Extract exactly those lines that lie between the start of the material and the line with "- 1-octanol, its", including both boundary lines and no others.

***

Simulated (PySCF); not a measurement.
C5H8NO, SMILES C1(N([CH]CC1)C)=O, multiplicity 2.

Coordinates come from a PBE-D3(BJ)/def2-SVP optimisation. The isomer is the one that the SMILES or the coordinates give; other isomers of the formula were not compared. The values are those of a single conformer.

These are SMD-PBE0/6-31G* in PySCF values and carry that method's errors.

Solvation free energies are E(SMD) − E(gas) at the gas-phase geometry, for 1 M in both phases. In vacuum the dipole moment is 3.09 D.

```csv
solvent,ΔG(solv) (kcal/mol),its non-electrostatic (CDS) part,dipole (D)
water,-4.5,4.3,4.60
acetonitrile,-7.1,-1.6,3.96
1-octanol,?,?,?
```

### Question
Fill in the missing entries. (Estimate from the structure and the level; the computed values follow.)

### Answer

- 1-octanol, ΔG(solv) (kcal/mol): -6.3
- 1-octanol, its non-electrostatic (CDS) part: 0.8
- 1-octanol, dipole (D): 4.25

***

**Answer space**.
Simulated (PySCF); not a measurement.
C5H8NO, SMILES C1(N([CH]CC1)C)=O, multiplicity 2.

Coordinates come from a PBE-D3(BJ)/def2-SVP optimisation. The isomer is the one that the SMILES or the coordinates give; other isomers of the formula were not compared. The values are those of a single conformer.

These are SMD-PBE0/6-31G* in PySCF values and carry that method's errors.

Solvation free energies are E(SMD) − E(gas) at the gas-phase geometry, for 1 M in both phases. In vacuum the dipole moment is 3.09 D.

```csv
solvent,ΔG(solv) (kcal/mol),its non-electrostatic (CDS) part,dipole (D)
water,-4.5,4.3,4.60
acetonitrile,-7.1,-1.6,3.96
1-octanol,?,?,?
```

### Question
Fill in the missing entries. (Estimate from the structure and the level; the computed values follow.)

### Answer

- 1-octanol, ΔG(solv) (kcal/mol): -6.3
- 1-octanol, its non-electrostatic (CDS) part: 0.8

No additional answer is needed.